Task item
All that should be output is the block of lines below from the line with "gives this pattern?" to the line with "D. Oh, 10Dq = 29900 cm⁻¹", both included, exactly as written.

Entries provided
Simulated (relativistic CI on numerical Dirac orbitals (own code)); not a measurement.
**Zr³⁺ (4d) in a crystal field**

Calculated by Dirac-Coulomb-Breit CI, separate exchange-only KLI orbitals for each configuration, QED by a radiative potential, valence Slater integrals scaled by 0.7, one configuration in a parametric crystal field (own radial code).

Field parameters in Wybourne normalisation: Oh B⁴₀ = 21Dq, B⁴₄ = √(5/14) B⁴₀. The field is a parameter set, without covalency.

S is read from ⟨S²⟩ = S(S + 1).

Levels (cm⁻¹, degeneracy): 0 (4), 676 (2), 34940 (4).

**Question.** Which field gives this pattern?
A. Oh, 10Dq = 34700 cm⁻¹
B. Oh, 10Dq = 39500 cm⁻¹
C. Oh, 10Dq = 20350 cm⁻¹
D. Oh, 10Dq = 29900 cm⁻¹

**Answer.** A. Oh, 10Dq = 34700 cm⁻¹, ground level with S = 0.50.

Task output
**Question.** Which field gives this pattern?
A. Oh, 10Dq = 34700 cm⁻¹
B. Oh, 10Dq = 39500 cm⁻¹
C. Oh, 10Dq = 20350 cm⁻¹
D. Oh, 10Dq = 29900 cm⁻¹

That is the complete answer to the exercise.